* _Assignment_
Set down, please, exactly the lines below that run from the line with "Everything below comes" to the line with "## 1. The cell of the first run", both lines included.

* _Given information_
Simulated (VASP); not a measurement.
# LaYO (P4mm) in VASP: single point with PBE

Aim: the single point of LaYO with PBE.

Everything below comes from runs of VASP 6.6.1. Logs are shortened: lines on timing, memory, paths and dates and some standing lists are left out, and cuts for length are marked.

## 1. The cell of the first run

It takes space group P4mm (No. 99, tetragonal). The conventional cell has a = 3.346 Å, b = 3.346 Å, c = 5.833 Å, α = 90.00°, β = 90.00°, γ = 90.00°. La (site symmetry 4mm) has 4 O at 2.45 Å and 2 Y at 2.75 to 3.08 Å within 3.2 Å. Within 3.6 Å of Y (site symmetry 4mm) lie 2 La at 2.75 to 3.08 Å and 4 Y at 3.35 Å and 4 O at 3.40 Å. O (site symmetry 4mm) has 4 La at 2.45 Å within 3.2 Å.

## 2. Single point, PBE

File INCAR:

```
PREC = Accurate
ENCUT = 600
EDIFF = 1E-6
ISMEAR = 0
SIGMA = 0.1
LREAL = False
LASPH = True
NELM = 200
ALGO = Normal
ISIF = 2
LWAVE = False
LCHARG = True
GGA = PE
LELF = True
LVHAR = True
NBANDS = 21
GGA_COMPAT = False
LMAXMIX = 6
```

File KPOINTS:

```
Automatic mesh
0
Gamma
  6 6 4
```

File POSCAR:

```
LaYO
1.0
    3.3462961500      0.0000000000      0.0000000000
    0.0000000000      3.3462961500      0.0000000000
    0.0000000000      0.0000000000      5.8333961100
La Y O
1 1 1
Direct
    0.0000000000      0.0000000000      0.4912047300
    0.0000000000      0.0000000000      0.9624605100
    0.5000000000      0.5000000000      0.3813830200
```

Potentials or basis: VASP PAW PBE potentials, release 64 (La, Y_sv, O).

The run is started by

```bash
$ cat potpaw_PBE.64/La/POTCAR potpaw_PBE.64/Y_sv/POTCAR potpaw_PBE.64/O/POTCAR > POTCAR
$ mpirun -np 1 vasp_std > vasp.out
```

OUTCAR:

* _Result_
Everything below comes from runs of VASP 6.6.1. Logs are shortened: lines on timing, memory, paths and dates and some standing lists are left out, and cuts for length are marked.

## 1. The cell of the first run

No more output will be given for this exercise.